_DATA SECTION_
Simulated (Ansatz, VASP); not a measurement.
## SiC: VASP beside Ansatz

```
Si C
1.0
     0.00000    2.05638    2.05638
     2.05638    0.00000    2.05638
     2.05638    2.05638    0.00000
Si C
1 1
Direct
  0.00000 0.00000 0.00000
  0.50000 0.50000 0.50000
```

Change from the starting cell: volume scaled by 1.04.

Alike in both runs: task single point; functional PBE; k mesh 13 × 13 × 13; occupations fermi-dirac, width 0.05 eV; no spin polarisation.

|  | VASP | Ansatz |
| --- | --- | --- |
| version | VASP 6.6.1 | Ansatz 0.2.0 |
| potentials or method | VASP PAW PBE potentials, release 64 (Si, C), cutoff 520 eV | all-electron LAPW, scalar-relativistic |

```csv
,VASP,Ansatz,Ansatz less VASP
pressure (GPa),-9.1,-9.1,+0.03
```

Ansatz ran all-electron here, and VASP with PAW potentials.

_WORK REQUEST_
All entries are to be reproduced verbatim, with none omitted.

_WRITTEN SOLUTION_
Simulated (Ansatz, VASP); not a measurement.
## SiC: VASP beside Ansatz

```
Si C
1.0
     0.00000    2.05638    2.05638
     2.05638    0.00000    2.05638
     2.05638    2.05638    0.00000
Si C
1 1
Direct
  0.00000 0.00000 0.00000
  0.50000 0.50000 0.50000
```

Change from the starting cell: volume scaled by 1.04.

Alike in both runs: task single point; functional PBE; k mesh 13 × 13 × 13; occupations fermi-dirac, width 0.05 eV; no spin polarisation.

|  | VASP | Ansatz |
| --- | --- | --- |
| version | VASP 6.6.1 | Ansatz 0.2.0 |
| potentials or method | VASP PAW PBE potentials, release 64 (Si, C), cutoff 520 eV | all-electron LAPW, scalar-relativistic |

```csv
,VASP,Ansatz,Ansatz less VASP
pressure (GPa),-9.1,-9.1,+0.03
```

Ansatz ran all-electron here, and VASP with PAW potentials.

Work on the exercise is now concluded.